Action item: Begin with the first line of the entries below. Copy each line exactly, stopping after the one that contains "Wall time 83".

+ + +

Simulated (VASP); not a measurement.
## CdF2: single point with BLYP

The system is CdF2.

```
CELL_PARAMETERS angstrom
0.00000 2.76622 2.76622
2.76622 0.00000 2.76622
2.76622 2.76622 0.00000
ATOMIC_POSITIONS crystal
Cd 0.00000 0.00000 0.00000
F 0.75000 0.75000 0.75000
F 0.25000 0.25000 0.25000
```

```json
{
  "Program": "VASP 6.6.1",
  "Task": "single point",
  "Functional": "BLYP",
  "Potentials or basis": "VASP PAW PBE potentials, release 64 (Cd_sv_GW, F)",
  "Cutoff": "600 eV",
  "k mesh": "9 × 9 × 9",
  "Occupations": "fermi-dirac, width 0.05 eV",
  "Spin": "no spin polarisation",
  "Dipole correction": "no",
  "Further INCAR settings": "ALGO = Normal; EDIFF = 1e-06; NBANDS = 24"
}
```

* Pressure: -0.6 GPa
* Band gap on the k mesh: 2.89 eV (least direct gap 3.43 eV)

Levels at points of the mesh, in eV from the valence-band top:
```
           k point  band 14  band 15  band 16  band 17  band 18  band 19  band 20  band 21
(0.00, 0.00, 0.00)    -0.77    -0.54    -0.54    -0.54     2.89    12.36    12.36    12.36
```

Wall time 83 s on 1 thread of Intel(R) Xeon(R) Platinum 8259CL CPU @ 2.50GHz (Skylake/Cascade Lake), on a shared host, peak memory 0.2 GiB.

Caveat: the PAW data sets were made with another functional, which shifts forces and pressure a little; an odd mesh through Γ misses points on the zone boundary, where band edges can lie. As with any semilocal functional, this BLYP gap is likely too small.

+ + +

Response area:
Simulated (VASP); not a measurement.
## CdF2: single point with BLYP

The system is CdF2.

```
CELL_PARAMETERS angstrom
0.00000 2.76622 2.76622
2.76622 0.00000 2.76622
2.76622 2.76622 0.00000
ATOMIC_POSITIONS crystal
Cd 0.00000 0.00000 0.00000
F 0.75000 0.75000 0.75000
F 0.25000 0.25000 0.25000
```

```json
{
  "Program": "VASP 6.6.1",
  "Task": "single point",
  "Functional": "BLYP",
  "Potentials or basis": "VASP PAW PBE potentials, release 64 (Cd_sv_GW, F)",
  "Cutoff": "600 eV",
  "k mesh": "9 × 9 × 9",
  "Occupations": "fermi-dirac, width 0.05 eV",
  "Spin": "no spin polarisation",
  "Dipole correction": "no",
  "Further INCAR settings": "ALGO = Normal; EDIFF = 1e-06; NBANDS = 24"
}
```

* Pressure: -0.6 GPa
* Band gap on the k mesh: 2.89 eV (least direct gap 3.43 eV)

Levels at points of the mesh, in eV from the valence-band top:
```
           k point  band 14  band 15  band 16  band 17  band 18  band 19  band 20  band 21
(0.00, 0.00, 0.00)    -0.77    -0.54    -0.54    -0.54     2.89    12.36    12.36    12.36
```

Wall time 83 s on 1 thread of Intel(R) Xeon(R) Platinum 8259CL CPU @ 2.50GHz (Skylake/Cascade Lake), on a shared host, peak memory 0.2 GiB.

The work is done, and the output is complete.